▸ **Required action**:
The lines needed are those from the start of the records through the line holding "PBE0, spin-free, state", each copied exactly.

•••••

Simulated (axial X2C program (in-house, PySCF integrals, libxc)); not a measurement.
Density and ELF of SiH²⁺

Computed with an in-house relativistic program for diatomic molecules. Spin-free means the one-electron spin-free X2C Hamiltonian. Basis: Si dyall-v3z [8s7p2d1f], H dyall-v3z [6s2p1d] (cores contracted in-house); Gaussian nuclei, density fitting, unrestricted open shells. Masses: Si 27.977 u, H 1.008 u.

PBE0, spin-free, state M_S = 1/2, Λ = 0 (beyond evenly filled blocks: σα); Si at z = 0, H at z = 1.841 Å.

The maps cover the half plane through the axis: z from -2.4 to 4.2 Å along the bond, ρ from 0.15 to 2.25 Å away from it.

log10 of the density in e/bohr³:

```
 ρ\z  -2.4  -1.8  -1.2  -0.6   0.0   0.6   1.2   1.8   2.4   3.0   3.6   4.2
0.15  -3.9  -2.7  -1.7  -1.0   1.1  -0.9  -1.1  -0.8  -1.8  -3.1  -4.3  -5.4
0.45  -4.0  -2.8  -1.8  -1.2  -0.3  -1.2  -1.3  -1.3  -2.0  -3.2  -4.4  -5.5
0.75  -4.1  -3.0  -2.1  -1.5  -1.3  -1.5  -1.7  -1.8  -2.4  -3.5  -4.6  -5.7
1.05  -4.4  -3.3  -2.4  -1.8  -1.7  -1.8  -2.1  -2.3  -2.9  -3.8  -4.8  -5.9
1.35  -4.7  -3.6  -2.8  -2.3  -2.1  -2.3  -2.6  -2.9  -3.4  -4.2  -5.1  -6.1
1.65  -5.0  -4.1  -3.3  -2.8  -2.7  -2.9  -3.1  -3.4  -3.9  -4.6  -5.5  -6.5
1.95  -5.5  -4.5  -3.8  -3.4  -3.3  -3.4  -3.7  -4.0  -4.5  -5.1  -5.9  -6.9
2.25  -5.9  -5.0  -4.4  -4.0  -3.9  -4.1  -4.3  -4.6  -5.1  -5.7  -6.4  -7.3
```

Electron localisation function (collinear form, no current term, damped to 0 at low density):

•••••

▸ **Task solution**:
Simulated (axial X2C program (in-house, PySCF integrals, libxc)); not a measurement.
Density and ELF of SiH²⁺

Computed with an in-house relativistic program for diatomic molecules. Spin-free means the one-electron spin-free X2C Hamiltonian. Basis: Si dyall-v3z [8s7p2d1f], H dyall-v3z [6s2p1d] (cores contracted in-house); Gaussian nuclei, density fitting, unrestricted open shells. Masses: Si 27.977 u, H 1.008 u.

PBE0, spin-free, state M_S = 1/2, Λ = 0 (beyond evenly filled blocks: σα); Si at z = 0, H at z = 1.841 Å.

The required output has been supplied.